■ Exercise: Reproduce each line of the material exactly as it reads.

■ Provided information:
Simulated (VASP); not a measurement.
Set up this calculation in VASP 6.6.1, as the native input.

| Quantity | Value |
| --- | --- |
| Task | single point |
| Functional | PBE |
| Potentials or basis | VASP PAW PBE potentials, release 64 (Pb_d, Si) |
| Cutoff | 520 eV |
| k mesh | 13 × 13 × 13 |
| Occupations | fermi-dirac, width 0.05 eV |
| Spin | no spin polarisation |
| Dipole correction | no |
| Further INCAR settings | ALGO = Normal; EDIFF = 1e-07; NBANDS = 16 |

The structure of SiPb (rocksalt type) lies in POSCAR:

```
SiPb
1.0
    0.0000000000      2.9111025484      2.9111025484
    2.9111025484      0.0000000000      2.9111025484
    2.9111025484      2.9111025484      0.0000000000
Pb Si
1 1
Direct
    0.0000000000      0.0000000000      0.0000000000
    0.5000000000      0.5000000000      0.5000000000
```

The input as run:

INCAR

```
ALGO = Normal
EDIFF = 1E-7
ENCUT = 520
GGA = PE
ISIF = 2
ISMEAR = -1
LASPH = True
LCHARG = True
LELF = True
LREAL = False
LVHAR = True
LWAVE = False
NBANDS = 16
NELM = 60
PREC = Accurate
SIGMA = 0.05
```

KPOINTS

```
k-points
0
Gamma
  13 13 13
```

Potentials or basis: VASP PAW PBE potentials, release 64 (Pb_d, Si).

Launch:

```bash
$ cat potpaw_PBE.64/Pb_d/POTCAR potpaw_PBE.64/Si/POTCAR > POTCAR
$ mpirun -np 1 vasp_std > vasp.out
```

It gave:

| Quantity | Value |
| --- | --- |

■ Written solution:
Simulated (VASP); not a measurement.
Set up this calculation in VASP 6.6.1, as the native input.

| Quantity | Value |
| --- | --- |
| Task | single point |
| Functional | PBE |
| Potentials or basis | VASP PAW PBE potentials, release 64 (Pb_d, Si) |
| Cutoff | 520 eV |
| k mesh | 13 × 13 × 13 |
| Occupations | fermi-dirac, width 0.05 eV |
| Spin | no spin polarisation |
| Dipole correction | no |
| Further INCAR settings | ALGO = Normal; EDIFF = 1e-07; NBANDS = 16 |

The structure of SiPb (rocksalt type) lies in POSCAR:

```
SiPb
1.0
    0.0000000000      2.9111025484      2.9111025484
    2.9111025484      0.0000000000      2.9111025484
    2.9111025484      2.9111025484      0.0000000000
Pb Si
1 1
Direct
    0.0000000000      0.0000000000      0.0000000000
    0.5000000000      0.5000000000      0.5000000000
```

The input as run:

INCAR

```
ALGO = Normal
EDIFF = 1E-7
ENCUT = 520
GGA = PE
ISIF = 2
ISMEAR = -1
LASPH = True
LCHARG = True
LELF = True
LREAL = False
LVHAR = True
LWAVE = False
NBANDS = 16
NELM = 60
PREC = Accurate
SIGMA = 0.05
```

KPOINTS

```
k-points
0
Gamma
  13 13 13
```

Potentials or basis: VASP PAW PBE potentials, release 64 (Pb_d, Si).

Launch:

```bash
$ cat potpaw_PBE.64/Pb_d/POTCAR potpaw_PBE.64/Si/POTCAR > POTCAR
$ mpirun -np 1 vasp_std > vasp.out
```

It gave:

| Quantity | Value |
| --- | --- |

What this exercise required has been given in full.